#### WORK REQUEST
Please reproduce exactly the lines from the start of the records through the one containing "The geometry comes", and nothing more.

[DATASET — start]
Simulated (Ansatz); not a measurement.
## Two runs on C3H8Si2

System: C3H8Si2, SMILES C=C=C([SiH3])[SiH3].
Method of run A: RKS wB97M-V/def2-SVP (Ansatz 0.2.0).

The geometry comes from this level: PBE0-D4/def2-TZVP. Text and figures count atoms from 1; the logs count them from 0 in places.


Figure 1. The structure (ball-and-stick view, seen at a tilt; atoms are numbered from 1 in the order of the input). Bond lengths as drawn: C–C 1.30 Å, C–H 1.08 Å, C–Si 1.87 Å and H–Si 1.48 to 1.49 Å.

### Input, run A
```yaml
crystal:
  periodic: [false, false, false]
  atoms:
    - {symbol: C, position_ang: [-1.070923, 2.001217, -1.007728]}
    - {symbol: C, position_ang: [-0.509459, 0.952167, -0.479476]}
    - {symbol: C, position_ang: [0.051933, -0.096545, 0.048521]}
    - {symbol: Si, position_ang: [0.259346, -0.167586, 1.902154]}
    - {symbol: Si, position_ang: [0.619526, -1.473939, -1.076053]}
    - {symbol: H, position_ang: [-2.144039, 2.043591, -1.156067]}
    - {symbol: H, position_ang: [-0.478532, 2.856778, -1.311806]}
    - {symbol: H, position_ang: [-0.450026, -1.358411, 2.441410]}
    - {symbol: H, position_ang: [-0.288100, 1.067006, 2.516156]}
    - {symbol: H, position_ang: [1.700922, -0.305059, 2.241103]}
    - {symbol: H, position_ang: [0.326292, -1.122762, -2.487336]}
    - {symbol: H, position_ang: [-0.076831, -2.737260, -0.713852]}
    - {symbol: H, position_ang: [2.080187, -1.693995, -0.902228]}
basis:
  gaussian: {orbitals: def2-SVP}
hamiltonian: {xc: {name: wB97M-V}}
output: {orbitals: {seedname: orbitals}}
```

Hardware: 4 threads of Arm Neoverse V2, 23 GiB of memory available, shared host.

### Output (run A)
[DATASET — finish]

#### EXERCISE RESULT
Simulated (Ansatz); not a measurement.
## Two runs on C3H8Si2

System: C3H8Si2, SMILES C=C=C([SiH3])[SiH3].
Method of run A: RKS wB97M-V/def2-SVP (Ansatz 0.2.0).

The geometry comes from this level: PBE0-D4/def2-TZVP. Text and figures count atoms from 1; the logs count them from 0 in places.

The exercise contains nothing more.